▶ Assigned task:
In the entries below, the lines from the one with "## (2) Relaxing the molecule with GFN2-xTB" through the one with "and 99th percentile." are to be copied exactly; both ends count.

▶ Excerpted data:
<<<<
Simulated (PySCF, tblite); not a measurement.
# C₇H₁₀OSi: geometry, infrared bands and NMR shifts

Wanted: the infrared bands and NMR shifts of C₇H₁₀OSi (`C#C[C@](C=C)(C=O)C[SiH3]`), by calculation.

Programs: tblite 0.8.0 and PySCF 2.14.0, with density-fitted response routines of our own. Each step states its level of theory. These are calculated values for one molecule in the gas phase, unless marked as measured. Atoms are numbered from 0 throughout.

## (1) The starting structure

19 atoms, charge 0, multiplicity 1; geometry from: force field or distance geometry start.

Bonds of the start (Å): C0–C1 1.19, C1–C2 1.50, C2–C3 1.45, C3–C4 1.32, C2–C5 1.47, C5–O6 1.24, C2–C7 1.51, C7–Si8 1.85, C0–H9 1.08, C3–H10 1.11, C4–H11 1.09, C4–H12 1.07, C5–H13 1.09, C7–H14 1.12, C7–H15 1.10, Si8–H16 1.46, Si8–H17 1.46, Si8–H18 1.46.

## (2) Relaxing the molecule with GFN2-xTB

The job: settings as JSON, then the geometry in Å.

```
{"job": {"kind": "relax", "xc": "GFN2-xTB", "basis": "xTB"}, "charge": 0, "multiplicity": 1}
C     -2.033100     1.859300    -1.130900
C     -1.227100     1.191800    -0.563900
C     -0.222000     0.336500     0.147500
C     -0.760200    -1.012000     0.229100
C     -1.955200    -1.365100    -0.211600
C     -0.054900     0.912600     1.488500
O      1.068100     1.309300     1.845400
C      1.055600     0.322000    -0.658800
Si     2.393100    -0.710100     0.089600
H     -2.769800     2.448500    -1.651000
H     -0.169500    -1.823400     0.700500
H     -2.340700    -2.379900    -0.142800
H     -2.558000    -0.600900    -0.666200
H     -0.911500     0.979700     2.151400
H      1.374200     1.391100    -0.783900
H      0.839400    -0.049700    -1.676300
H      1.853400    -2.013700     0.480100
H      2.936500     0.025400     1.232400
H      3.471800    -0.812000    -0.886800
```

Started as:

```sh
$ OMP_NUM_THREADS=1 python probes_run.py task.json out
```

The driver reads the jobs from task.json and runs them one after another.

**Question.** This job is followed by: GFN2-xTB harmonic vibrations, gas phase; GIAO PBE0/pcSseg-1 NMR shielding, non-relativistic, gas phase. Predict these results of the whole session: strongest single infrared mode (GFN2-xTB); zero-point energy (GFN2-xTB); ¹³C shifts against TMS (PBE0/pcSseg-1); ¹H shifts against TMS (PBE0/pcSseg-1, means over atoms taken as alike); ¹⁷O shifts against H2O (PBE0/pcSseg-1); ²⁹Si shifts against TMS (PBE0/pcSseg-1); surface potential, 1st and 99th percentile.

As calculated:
>>>>

▶ Your solution:
## (2) Relaxing the molecule with GFN2-xTB

The job: settings as JSON, then the geometry in Å.

```
{"job": {"kind": "relax", "xc": "GFN2-xTB", "basis": "xTB"}, "charge": 0, "multiplicity": 1}
C     -2.033100     1.859300    -1.130900
C     -1.227100     1.191800    -0.563900
C     -0.222000     0.336500     0.147500
C     -0.760200    -1.012000     0.229100
C     -1.955200    -1.365100    -0.211600
C     -0.054900     0.912600     1.488500
O      1.068100     1.309300     1.845400
C      1.055600     0.322000    -0.658800
Si     2.393100    -0.710100     0.089600
H     -2.769800     2.448500    -1.651000
H     -0.169500    -1.823400     0.700500
H     -2.340700    -2.379900    -0.142800
H     -2.558000    -0.600900    -0.666200
H     -0.911500     0.979700     2.151400
H      1.374200     1.391100    -0.783900
H      0.839400    -0.049700    -1.676300
H      1.853400    -2.013700     0.480100
H      2.936500     0.025400     1.232400
H      3.471800    -0.812000    -0.886800
```

Started as:

```sh
$ OMP_NUM_THREADS=1 python probes_run.py task.json out
```

The driver reads the jobs from task.json and runs them one after another.

**Question.** This job is followed by: GFN2-xTB harmonic vibrations, gas phase; GIAO PBE0/pcSseg-1 NMR shielding, non-relativistic, gas phase. Predict these results of the whole session: strongest single infrared mode (GFN2-xTB); zero-point energy (GFN2-xTB); ¹³C shifts against TMS (PBE0/pcSseg-1); ¹H shifts against TMS (PBE0/pcSseg-1, means over atoms taken as alike); ¹⁷O shifts against H2O (PBE0/pcSseg-1); ²⁹Si shifts against TMS (PBE0/pcSseg-1); surface potential, 1st and 99th percentile.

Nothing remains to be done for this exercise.